════════

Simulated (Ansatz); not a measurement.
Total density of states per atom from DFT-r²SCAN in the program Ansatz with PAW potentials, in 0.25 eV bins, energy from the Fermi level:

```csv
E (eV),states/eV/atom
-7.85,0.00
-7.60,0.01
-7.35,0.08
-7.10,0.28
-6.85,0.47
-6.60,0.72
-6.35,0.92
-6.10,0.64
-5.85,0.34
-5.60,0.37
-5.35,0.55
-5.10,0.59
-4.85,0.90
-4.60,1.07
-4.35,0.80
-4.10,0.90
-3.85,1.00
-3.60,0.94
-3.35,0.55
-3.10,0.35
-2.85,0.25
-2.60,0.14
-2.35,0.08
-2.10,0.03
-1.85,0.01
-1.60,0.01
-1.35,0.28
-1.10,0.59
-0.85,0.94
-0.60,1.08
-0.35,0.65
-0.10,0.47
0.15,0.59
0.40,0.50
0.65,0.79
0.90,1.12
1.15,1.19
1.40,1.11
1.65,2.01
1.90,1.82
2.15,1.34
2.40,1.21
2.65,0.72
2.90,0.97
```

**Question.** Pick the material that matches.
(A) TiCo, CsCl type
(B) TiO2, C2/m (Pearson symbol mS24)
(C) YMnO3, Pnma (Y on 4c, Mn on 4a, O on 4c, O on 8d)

════════

• [Action item]: Among the entries above, locate the lines containing "(A) TiCo, CsCl type" and "(B) TiO2, C2/m (Pearson symbol mS24)", and transcribe exactly those two lines and all lines between.

• [Written response]:
(A) TiCo, CsCl type
(B) TiO2, C2/m (Pearson symbol mS24)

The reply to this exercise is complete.